_Work instruction:_ Set out the listing word for word. End with the line that contains "Charge 0, spin multiplicity 2.".

═════ Records shown

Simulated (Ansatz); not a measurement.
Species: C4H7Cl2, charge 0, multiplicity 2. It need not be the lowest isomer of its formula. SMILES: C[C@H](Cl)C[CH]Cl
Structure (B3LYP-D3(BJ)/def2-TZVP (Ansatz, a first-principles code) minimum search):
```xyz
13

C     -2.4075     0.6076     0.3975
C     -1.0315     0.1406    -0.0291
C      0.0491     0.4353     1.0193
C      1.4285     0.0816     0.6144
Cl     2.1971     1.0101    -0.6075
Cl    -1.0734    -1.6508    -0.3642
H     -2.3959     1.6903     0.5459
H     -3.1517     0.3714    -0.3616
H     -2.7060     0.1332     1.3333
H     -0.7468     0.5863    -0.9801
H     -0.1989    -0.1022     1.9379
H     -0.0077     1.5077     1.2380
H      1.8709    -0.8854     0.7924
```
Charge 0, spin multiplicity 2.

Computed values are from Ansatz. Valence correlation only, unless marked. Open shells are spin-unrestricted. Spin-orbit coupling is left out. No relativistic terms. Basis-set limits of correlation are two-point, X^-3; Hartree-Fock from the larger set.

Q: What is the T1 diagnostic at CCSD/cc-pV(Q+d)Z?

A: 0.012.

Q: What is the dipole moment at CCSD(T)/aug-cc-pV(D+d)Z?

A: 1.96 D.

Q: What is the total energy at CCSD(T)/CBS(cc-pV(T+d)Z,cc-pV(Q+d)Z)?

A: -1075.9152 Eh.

══════════

_Task result:_
Simulated (Ansatz); not a measurement.
Species: C4H7Cl2, charge 0, multiplicity 2. It need not be the lowest isomer of its formula. SMILES: C[C@H](Cl)C[CH]Cl
Structure (B3LYP-D3(BJ)/def2-TZVP (Ansatz, a first-principles code) minimum search):
```xyz
13

C     -2.4075     0.6076     0.3975
C     -1.0315     0.1406    -0.0291
C      0.0491     0.4353     1.0193
C      1.4285     0.0816     0.6144
Cl     2.1971     1.0101    -0.6075
Cl    -1.0734    -1.6508    -0.3642
H     -2.3959     1.6903     0.5459
H     -3.1517     0.3714    -0.3616
H     -2.7060     0.1332     1.3333
H     -0.7468     0.5863    -0.9801
H     -0.1989    -0.1022     1.9379
H     -0.0077     1.5077     1.2380
H      1.8709    -0.8854     0.7924
```
Charge 0, spin multiplicity 2.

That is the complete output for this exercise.